Record excerpts:
+ + + +

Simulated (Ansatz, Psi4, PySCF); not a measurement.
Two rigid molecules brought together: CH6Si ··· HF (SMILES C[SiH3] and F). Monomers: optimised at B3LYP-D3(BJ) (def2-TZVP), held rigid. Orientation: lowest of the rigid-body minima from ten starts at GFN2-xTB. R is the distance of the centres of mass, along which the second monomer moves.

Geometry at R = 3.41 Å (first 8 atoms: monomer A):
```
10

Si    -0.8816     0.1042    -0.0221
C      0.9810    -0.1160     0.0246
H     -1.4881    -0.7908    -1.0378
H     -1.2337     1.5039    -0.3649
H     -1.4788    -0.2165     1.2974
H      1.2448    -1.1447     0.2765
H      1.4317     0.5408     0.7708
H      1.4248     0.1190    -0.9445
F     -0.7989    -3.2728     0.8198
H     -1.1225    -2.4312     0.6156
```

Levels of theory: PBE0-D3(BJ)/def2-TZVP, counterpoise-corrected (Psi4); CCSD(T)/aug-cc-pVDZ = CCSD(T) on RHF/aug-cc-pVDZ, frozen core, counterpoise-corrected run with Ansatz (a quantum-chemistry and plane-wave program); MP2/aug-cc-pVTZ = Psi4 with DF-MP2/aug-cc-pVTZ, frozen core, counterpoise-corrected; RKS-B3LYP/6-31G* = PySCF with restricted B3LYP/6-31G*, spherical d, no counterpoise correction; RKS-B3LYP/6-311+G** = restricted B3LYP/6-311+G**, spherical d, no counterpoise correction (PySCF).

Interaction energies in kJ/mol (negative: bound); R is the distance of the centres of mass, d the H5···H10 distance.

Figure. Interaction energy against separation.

+ + + +

Task item: Lines from the top of the data above through the line containing "Interaction energies in" must be repeated exactly. All other lines stay out.

Result:
Simulated (Ansatz, Psi4, PySCF); not a measurement.
Two rigid molecules brought together: CH6Si ··· HF (SMILES C[SiH3] and F). Monomers: optimised at B3LYP-D3(BJ) (def2-TZVP), held rigid. Orientation: lowest of the rigid-body minima from ten starts at GFN2-xTB. R is the distance of the centres of mass, along which the second monomer moves.

Geometry at R = 3.41 Å (first 8 atoms: monomer A):
```
10

Si    -0.8816     0.1042    -0.0221
C      0.9810    -0.1160     0.0246
H     -1.4881    -0.7908    -1.0378
H     -1.2337     1.5039    -0.3649
H     -1.4788    -0.2165     1.2974
H      1.2448    -1.1447     0.2765
H      1.4317     0.5408     0.7708
H      1.4248     0.1190    -0.9445
F     -0.7989    -3.2728     0.8198
H     -1.1225    -2.4312     0.6156
```

Levels of theory: PBE0-D3(BJ)/def2-TZVP, counterpoise-corrected (Psi4); CCSD(T)/aug-cc-pVDZ = CCSD(T) on RHF/aug-cc-pVDZ, frozen core, counterpoise-corrected run with Ansatz (a quantum-chemistry and plane-wave program); MP2/aug-cc-pVTZ = Psi4 with DF-MP2/aug-cc-pVTZ, frozen core, counterpoise-corrected; RKS-B3LYP/6-31G* = PySCF with restricted B3LYP/6-31G*, spherical d, no counterpoise correction; RKS-B3LYP/6-311+G** = restricted B3LYP/6-311+G**, spherical d, no counterpoise correction (PySCF).

Interaction energies in kJ/mol (negative: bound); R is the distance of the centres of mass, d the H5···H10 distance.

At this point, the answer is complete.